┌─ Recorded information

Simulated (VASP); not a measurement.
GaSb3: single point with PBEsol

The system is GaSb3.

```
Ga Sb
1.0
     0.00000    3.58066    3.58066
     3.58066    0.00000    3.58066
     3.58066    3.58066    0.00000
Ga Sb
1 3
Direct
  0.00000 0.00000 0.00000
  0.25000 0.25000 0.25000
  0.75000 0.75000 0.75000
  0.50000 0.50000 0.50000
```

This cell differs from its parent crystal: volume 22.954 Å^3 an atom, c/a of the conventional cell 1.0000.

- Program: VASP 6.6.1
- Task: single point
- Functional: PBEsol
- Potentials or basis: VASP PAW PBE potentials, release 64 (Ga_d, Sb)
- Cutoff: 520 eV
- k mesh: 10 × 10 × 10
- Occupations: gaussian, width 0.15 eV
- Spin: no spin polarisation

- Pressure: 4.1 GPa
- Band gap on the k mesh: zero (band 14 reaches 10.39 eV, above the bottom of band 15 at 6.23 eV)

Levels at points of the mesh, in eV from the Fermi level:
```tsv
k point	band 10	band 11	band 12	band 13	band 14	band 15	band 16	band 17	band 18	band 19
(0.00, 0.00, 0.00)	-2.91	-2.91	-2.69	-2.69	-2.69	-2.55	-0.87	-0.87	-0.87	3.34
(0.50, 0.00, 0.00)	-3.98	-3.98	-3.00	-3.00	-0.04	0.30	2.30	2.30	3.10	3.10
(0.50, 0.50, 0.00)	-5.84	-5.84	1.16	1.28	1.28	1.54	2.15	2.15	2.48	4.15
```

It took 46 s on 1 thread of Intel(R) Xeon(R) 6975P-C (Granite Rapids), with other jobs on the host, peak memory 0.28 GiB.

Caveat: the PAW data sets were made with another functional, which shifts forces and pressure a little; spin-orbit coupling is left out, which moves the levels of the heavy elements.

└─

> _Work request_
Repeat only the lines above, from the first line of the entries through the line that contains "It took 46 s", including both ends.

> _Task result_
Simulated (VASP); not a measurement.
GaSb3: single point with PBEsol

The system is GaSb3.

```
Ga Sb
1.0
     0.00000    3.58066    3.58066
     3.58066    0.00000    3.58066
     3.58066    3.58066    0.00000
Ga Sb
1 3
Direct
  0.00000 0.00000 0.00000
  0.25000 0.25000 0.25000
  0.75000 0.75000 0.75000
  0.50000 0.50000 0.50000
```

This cell differs from its parent crystal: volume 22.954 Å^3 an atom, c/a of the conventional cell 1.0000.

- Program: VASP 6.6.1
- Task: single point
- Functional: PBEsol
- Potentials or basis: VASP PAW PBE potentials, release 64 (Ga_d, Sb)
- Cutoff: 520 eV
- k mesh: 10 × 10 × 10
- Occupations: gaussian, width 0.15 eV
- Spin: no spin polarisation

- Pressure: 4.1 GPa
- Band gap on the k mesh: zero (band 14 reaches 10.39 eV, above the bottom of band 15 at 6.23 eV)

Levels at points of the mesh, in eV from the Fermi level:
```tsv
k point	band 10	band 11	band 12	band 13	band 14	band 15	band 16	band 17	band 18	band 19
(0.00, 0.00, 0.00)	-2.91	-2.91	-2.69	-2.69	-2.69	-2.55	-0.87	-0.87	-0.87	3.34
(0.50, 0.00, 0.00)	-3.98	-3.98	-3.00	-3.00	-0.04	0.30	2.30	2.30	3.10	3.10
(0.50, 0.50, 0.00)	-5.84	-5.84	1.16	1.28	1.28	1.54	2.15	2.15	2.48	4.15
```

It took 46 s on 1 thread of Intel(R) Xeon(R) 6975P-C (Granite Rapids), with other jobs on the host, peak memory 0.28 GiB.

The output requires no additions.